**WORK TASK:** In this exercise, return each entry exactly as given.

Segment Open
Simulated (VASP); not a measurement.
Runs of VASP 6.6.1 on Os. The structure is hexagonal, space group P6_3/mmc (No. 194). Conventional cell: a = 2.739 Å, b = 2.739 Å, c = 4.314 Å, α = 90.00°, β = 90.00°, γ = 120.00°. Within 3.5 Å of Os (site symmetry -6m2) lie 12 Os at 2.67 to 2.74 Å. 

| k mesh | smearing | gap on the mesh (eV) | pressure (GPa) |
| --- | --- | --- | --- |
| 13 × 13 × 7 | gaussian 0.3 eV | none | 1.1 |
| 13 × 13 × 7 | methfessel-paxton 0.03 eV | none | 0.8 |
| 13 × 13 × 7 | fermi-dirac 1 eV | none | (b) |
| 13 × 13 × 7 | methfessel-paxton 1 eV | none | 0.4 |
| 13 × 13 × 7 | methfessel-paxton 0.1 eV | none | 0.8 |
Segment Closed

**SOLUTION:**
Simulated (VASP); not a measurement.
Runs of VASP 6.6.1 on Os. The structure is hexagonal, space group P6_3/mmc (No. 194). Conventional cell: a = 2.739 Å, b = 2.739 Å, c = 4.314 Å, α = 90.00°, β = 90.00°, γ = 120.00°. Within 3.5 Å of Os (site symmetry -6m2) lie 12 Os at 2.67 to 2.74 Å. 

| k mesh | smearing | gap on the mesh (eV) | pressure (GPa) |
| --- | --- | --- | --- |
| 13 × 13 × 7 | gaussian 0.3 eV | none | 1.1 |
| 13 × 13 × 7 | methfessel-paxton 0.03 eV | none | 0.8 |
| 13 × 13 × 7 | fermi-dirac 1 eV | none | (b) |
| 13 × 13 × 7 | methfessel-paxton 1 eV | none | 0.4 |
| 13 × 13 × 7 | methfessel-paxton 0.1 eV | none | 0.8 |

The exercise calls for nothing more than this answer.